+===+

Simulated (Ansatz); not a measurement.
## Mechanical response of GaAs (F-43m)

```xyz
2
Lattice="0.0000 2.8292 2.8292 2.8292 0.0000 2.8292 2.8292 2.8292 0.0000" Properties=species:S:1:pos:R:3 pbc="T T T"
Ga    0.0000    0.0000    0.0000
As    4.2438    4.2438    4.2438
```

+===+

■ **Work task**: Output the material in full, matching it word for word.

■ **Answer space**:
Simulated (Ansatz); not a measurement.
## Mechanical response of GaAs (F-43m)

```xyz
2
Lattice="0.0000 2.8292 2.8292 2.8292 0.0000 2.8292 2.8292 2.8292 0.0000" Properties=species:S:1:pos:R:3 pbc="T T T"
Ga    0.0000    0.0000    0.0000
As    4.2438    4.2438    4.2438
```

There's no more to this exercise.